[SUPPLIED ENTRIES Boundary: Start]

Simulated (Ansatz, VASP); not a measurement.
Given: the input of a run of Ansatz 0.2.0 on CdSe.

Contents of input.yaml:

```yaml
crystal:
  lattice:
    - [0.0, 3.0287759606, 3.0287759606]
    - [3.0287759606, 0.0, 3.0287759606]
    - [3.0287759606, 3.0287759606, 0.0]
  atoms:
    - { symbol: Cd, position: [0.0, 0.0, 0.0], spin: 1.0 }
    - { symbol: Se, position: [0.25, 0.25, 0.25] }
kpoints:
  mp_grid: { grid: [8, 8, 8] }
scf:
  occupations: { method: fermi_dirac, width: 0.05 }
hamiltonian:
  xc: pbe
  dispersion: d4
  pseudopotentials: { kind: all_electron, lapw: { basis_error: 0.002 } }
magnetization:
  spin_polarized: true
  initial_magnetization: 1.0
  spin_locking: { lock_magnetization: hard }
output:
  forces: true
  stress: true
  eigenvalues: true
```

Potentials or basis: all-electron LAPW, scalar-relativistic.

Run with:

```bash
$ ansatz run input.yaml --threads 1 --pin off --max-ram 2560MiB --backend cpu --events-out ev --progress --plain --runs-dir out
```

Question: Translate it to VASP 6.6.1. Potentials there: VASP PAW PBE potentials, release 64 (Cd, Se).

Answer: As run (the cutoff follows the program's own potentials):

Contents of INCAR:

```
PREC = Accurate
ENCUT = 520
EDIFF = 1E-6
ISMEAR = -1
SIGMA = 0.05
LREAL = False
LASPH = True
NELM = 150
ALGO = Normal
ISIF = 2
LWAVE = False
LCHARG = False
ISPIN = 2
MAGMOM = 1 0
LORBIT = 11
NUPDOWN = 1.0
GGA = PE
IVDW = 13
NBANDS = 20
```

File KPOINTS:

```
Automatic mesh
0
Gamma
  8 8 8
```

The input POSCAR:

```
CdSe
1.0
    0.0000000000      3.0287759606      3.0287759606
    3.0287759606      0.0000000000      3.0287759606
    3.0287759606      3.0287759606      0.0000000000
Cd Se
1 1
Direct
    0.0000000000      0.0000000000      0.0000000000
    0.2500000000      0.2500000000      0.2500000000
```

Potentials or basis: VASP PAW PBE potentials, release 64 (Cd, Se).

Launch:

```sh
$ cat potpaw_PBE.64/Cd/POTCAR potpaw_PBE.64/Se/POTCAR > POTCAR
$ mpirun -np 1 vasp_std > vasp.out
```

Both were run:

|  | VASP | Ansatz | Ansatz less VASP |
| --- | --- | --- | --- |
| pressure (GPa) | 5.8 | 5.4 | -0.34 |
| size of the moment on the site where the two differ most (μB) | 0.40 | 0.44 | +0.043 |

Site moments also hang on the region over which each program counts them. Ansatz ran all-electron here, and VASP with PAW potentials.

[SUPPLIED ENTRIES Boundary: End]

ASSIGNMENT:
What is needed is an exact copy of the entries from their first line down to the line with "0.44 | +0.043 |", that line included, and nothing beyond it.

TASK OUTPUT:
Simulated (Ansatz, VASP); not a measurement.
Given: the input of a run of Ansatz 0.2.0 on CdSe.

Contents of input.yaml:

```yaml
crystal:
  lattice:
    - [0.0, 3.0287759606, 3.0287759606]
    - [3.0287759606, 0.0, 3.0287759606]
    - [3.0287759606, 3.0287759606, 0.0]
  atoms:
    - { symbol: Cd, position: [0.0, 0.0, 0.0], spin: 1.0 }
    - { symbol: Se, position: [0.25, 0.25, 0.25] }
kpoints:
  mp_grid: { grid: [8, 8, 8] }
scf:
  occupations: { method: fermi_dirac, width: 0.05 }
hamiltonian:
  xc: pbe
  dispersion: d4
  pseudopotentials: { kind: all_electron, lapw: { basis_error: 0.002 } }
magnetization:
  spin_polarized: true
  initial_magnetization: 1.0
  spin_locking: { lock_magnetization: hard }
output:
  forces: true
  stress: true
  eigenvalues: true
```

Potentials or basis: all-electron LAPW, scalar-relativistic.

Run with:

```bash
$ ansatz run input.yaml --threads 1 --pin off --max-ram 2560MiB --backend cpu --events-out ev --progress --plain --runs-dir out
```

Question: Translate it to VASP 6.6.1. Potentials there: VASP PAW PBE potentials, release 64 (Cd, Se).

Answer: As run (the cutoff follows the program's own potentials):

Contents of INCAR:

```
PREC = Accurate
ENCUT = 520
EDIFF = 1E-6
ISMEAR = -1
SIGMA = 0.05
LREAL = False
LASPH = True
NELM = 150
ALGO = Normal
ISIF = 2
LWAVE = False
LCHARG = False
ISPIN = 2
MAGMOM = 1 0
LORBIT = 11
NUPDOWN = 1.0
GGA = PE
IVDW = 13
NBANDS = 20
```

File KPOINTS:

```
Automatic mesh
0
Gamma
  8 8 8
```

The input POSCAR:

```
CdSe
1.0
    0.0000000000      3.0287759606      3.0287759606
    3.0287759606      0.0000000000      3.0287759606
    3.0287759606      3.0287759606      0.0000000000
Cd Se
1 1
Direct
    0.0000000000      0.0000000000      0.0000000000
    0.2500000000      0.2500000000      0.2500000000
```

Potentials or basis: VASP PAW PBE potentials, release 64 (Cd, Se).

Launch:

```sh
$ cat potpaw_PBE.64/Cd/POTCAR potpaw_PBE.64/Se/POTCAR > POTCAR
$ mpirun -np 1 vasp_std > vasp.out
```

Both were run:

|  | VASP | Ansatz | Ansatz less VASP |
| --- | --- | --- | --- |
| pressure (GPa) | 5.8 | 5.4 | -0.34 |
| size of the moment on the site where the two differ most (μB) | 0.40 | 0.44 | +0.043 |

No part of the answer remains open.